» **Requirement**:
The records that follow must be reproduced in full, exactly as written.

── Record set ──

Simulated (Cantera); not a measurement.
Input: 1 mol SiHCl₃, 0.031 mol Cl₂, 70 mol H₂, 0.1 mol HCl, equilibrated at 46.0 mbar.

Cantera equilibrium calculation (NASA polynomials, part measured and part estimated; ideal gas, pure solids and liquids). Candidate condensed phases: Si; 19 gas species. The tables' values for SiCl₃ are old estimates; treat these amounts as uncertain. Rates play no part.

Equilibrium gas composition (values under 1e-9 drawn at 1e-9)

───

» **Answer section**:
Simulated (Cantera); not a measurement.
Input: 1 mol SiHCl₃, 0.031 mol Cl₂, 70 mol H₂, 0.1 mol HCl, equilibrated at 46.0 mbar.

Cantera equilibrium calculation (NASA polynomials, part measured and part estimated; ideal gas, pure solids and liquids). Candidate condensed phases: Si; 19 gas species. The tables' values for SiCl₃ are old estimates; treat these amounts as uncertain. Rates play no part.

Equilibrium gas composition (values under 1e-9 drawn at 1e-9)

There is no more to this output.